── GIVEN INFORMATION
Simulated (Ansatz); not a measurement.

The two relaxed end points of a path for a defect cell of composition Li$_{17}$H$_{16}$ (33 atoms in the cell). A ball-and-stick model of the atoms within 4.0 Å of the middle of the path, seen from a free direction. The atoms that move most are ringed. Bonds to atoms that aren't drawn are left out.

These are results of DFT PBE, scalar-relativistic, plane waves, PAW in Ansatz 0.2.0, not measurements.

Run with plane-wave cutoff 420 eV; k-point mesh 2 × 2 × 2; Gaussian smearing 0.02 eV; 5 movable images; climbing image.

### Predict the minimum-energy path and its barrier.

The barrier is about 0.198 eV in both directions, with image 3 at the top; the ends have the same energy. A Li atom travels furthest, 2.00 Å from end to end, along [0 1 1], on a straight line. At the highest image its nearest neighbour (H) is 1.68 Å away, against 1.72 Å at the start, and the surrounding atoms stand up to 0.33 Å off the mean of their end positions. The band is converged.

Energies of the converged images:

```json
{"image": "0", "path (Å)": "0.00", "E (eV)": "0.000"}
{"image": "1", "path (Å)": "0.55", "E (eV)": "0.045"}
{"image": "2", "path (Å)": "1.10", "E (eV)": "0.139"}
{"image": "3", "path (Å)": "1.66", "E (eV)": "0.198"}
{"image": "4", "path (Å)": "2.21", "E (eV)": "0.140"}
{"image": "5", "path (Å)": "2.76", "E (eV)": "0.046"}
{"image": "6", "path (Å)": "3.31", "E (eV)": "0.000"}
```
────

Working from the records above, write out verbatim only the lines from the line containing "Run with plane-wave" through the line containing "### Predict the".

Run with plane-wave cutoff 420 eV; k-point mesh 2 × 2 × 2; Gaussian smearing 0.02 eV; 5 movable images; climbing image.

### Predict the minimum-energy path and its barrier.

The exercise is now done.